**SUPPLIED MATERIAL**:
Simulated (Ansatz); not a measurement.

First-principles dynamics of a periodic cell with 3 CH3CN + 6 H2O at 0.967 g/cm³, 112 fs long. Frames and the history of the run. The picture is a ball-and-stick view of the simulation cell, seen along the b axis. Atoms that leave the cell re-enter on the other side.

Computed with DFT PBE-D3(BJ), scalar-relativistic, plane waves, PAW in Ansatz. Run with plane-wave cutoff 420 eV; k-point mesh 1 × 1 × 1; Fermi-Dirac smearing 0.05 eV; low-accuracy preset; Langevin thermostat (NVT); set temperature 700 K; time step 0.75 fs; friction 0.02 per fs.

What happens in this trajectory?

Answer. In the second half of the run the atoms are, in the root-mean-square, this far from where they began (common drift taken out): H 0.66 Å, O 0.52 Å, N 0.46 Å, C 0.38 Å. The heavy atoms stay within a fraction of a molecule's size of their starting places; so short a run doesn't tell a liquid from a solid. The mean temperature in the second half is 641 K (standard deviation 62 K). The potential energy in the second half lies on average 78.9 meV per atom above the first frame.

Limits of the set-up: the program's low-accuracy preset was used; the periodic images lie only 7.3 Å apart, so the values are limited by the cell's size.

**REQUIREMENT**: Beginning with the line containing "Computed with DFT" in the material above, copy every line exactly until you have copied the line containing "Answer. In the".

**PROBLEM SOLUTION**:
Computed with DFT PBE-D3(BJ), scalar-relativistic, plane waves, PAW in Ansatz. Run with plane-wave cutoff 420 eV; k-point mesh 1 × 1 × 1; Fermi-Dirac smearing 0.05 eV; low-accuracy preset; Langevin thermostat (NVT); set temperature 700 K; time step 0.75 fs; friction 0.02 per fs.

What happens in this trajectory?

Answer. In the second half of the run the atoms are, in the root-mean-square, this far from where they began (common drift taken out): H 0.66 Å, O 0.52 Å, N 0.46 Å, C 0.38 Å. The heavy atoms stay within a fraction of a molecule's size of their starting places; so short a run doesn't tell a liquid from a solid. The mean temperature in the second half is 641 K (standard deviation 62 K). The potential energy in the second half lies on average 78.9 meV per atom above the first frame.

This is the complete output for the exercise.